ASSIGNMENT → Each line of the data has to be transcribed exactly.

RECORDS SUPPLIED Block Start
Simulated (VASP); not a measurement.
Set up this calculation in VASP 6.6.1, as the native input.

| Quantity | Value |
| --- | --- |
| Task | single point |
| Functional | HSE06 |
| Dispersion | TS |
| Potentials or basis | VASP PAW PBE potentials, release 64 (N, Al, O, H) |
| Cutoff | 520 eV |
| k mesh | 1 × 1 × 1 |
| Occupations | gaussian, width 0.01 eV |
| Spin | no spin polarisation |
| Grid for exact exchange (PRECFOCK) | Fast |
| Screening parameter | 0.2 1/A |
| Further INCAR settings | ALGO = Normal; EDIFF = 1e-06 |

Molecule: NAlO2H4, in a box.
RECORDS SUPPLIED Block End

WRITTEN ANSWER →
Simulated (VASP); not a measurement.
Set up this calculation in VASP 6.6.1, as the native input.

| Quantity | Value |
| --- | --- |
| Task | single point |
| Functional | HSE06 |
| Dispersion | TS |
| Potentials or basis | VASP PAW PBE potentials, release 64 (N, Al, O, H) |
| Cutoff | 520 eV |
| k mesh | 1 × 1 × 1 |
| Occupations | gaussian, width 0.01 eV |
| Spin | no spin polarisation |
| Grid for exact exchange (PRECFOCK) | Fast |
| Screening parameter | 0.2 1/A |
| Further INCAR settings | ALGO = Normal; EDIFF = 1e-06 |

Molecule: NAlO2H4, in a box.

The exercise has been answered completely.